Information supplied:
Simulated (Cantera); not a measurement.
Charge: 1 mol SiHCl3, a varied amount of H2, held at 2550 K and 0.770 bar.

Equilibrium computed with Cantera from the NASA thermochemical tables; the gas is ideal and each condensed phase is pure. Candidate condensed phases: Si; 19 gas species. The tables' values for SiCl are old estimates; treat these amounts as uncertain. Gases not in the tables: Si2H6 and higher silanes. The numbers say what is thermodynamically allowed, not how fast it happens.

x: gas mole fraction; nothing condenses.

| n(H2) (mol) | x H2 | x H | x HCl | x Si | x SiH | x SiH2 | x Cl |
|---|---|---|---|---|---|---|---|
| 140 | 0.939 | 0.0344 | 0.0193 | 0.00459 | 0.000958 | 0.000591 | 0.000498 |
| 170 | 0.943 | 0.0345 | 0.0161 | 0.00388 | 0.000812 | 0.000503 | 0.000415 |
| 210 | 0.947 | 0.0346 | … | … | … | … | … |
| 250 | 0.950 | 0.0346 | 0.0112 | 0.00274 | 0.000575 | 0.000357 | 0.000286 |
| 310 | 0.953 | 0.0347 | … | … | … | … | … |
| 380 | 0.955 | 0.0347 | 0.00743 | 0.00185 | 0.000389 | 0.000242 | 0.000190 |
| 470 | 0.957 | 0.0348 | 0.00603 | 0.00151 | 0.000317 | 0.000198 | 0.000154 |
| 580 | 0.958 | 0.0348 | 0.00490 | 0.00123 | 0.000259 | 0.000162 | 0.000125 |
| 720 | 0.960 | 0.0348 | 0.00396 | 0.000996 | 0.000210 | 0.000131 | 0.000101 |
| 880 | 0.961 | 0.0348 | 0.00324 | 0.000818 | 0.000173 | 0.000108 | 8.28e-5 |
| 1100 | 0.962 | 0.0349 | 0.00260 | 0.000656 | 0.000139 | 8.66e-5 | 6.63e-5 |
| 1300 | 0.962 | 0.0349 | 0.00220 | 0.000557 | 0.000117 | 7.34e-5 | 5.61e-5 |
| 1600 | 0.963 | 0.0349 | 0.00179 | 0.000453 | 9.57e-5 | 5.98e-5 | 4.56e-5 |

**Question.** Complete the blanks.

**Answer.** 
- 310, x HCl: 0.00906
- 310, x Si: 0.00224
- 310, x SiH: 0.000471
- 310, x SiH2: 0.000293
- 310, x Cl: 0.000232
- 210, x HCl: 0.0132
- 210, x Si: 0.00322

Task item: Repeat the records above line by line, from the first line through the line that contains "Charge: 1 mol".

Response:
Simulated (Cantera); not a measurement.
Charge: 1 mol SiHCl3, a varied amount of H2, held at 2550 K and 0.770 bar.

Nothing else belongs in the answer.